(Supplied entries)

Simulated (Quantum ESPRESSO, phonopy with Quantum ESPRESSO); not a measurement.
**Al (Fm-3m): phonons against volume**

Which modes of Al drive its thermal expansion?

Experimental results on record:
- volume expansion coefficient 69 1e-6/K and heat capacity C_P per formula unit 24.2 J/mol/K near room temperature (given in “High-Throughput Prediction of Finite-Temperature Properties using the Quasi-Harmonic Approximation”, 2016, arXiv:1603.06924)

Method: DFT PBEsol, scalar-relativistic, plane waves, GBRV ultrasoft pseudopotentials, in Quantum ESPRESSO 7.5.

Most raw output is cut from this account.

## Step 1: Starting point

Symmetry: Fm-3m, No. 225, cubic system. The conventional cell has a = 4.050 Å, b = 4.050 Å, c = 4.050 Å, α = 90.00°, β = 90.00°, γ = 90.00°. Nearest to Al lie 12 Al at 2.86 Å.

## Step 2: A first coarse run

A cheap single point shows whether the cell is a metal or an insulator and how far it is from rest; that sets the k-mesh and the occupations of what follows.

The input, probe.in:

(End Supplied entries)

Work request:
Retype every line of the data, keeping each one exactly as it is.

Exercise response:
Simulated (Quantum ESPRESSO, phonopy with Quantum ESPRESSO); not a measurement.
**Al (Fm-3m): phonons against volume**

Which modes of Al drive its thermal expansion?

Experimental results on record:
- volume expansion coefficient 69 1e-6/K and heat capacity C_P per formula unit 24.2 J/mol/K near room temperature (given in “High-Throughput Prediction of Finite-Temperature Properties using the Quasi-Harmonic Approximation”, 2016, arXiv:1603.06924)

Method: DFT PBEsol, scalar-relativistic, plane waves, GBRV ultrasoft pseudopotentials, in Quantum ESPRESSO 7.5.

Most raw output is cut from this account.

## Step 1: Starting point

Symmetry: Fm-3m, No. 225, cubic system. The conventional cell has a = 4.050 Å, b = 4.050 Å, c = 4.050 Å, α = 90.00°, β = 90.00°, γ = 90.00°. Nearest to Al lie 12 Al at 2.86 Å.

## Step 2: A first coarse run

A cheap single point shows whether the cell is a metal or an insulator and how far it is from rest; that sets the k-mesh and the occupations of what follows.

The input, probe.in:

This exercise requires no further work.